• • • • • • •

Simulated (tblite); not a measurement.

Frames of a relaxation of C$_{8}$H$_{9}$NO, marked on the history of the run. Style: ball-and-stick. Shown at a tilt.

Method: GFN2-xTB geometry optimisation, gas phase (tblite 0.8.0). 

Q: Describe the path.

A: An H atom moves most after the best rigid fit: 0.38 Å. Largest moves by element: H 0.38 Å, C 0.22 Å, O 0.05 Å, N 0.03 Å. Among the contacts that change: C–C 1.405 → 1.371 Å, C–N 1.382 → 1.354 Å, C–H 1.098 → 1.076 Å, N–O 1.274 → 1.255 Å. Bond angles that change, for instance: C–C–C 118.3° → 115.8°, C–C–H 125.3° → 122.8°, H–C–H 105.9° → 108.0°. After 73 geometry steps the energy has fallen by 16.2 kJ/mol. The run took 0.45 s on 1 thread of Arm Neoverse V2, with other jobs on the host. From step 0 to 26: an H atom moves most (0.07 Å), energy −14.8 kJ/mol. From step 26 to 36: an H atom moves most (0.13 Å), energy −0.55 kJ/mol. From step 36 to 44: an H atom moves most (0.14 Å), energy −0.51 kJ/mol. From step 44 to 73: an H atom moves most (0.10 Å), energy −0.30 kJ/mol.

• • • • • • •

→ Work request
Reproduce exactly the stretch of the material above that starts at the line with "Method: GFN2-xTB geometry" and ends at the line with "Q: Describe the path.", both included, and nothing else.

→ Exercise response
Method: GFN2-xTB geometry optimisation, gas phase (tblite 0.8.0). 

Q: Describe the path.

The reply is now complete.